======== Listed entries
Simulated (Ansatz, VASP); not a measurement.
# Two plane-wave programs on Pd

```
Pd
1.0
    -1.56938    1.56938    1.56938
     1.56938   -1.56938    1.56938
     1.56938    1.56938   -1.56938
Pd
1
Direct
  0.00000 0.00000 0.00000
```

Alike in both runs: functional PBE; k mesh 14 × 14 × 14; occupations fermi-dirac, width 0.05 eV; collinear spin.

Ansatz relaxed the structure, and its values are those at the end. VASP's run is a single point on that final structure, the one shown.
================

**Requirement**
Line by line, transcribe the data exactly.

**Answer box**
Simulated (Ansatz, VASP); not a measurement.
# Two plane-wave programs on Pd

```
Pd
1.0
    -1.56938    1.56938    1.56938
     1.56938   -1.56938    1.56938
     1.56938    1.56938   -1.56938
Pd
1
Direct
  0.00000 0.00000 0.00000
```

Alike in both runs: functional PBE; k mesh 14 × 14 × 14; occupations fermi-dirac, width 0.05 eV; collinear spin.

Ansatz relaxed the structure, and its values are those at the end. VASP's run is a single point on that final structure, the one shown.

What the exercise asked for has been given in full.